## DATA TO EXAMINE:
======
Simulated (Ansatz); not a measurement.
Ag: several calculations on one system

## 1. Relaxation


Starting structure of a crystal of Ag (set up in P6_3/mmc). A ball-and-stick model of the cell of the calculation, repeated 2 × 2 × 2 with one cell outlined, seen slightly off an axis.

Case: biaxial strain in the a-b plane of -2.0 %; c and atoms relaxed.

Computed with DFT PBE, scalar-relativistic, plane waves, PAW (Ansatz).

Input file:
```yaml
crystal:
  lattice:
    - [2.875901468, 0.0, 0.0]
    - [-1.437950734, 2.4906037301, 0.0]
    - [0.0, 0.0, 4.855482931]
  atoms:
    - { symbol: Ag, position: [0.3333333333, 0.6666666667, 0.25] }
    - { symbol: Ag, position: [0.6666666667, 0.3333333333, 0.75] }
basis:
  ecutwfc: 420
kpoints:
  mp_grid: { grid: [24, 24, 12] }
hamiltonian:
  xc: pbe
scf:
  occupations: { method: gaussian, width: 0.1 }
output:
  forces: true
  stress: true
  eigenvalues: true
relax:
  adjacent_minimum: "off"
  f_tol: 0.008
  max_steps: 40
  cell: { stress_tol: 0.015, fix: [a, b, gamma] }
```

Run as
======

## ACTION ITEM:
Every line above from the line with "Ag: several calculations on one system" to the line with "Starting structure of", inclusive, must be returned exactly; no other line belongs in the reply.

## EXERCISE RESPONSE:
Ag: several calculations on one system

## 1. Relaxation


Starting structure of a crystal of Ag (set up in P6_3/mmc). A ball-and-stick model of the cell of the calculation, repeated 2 × 2 × 2 with one cell outlined, seen slightly off an axis.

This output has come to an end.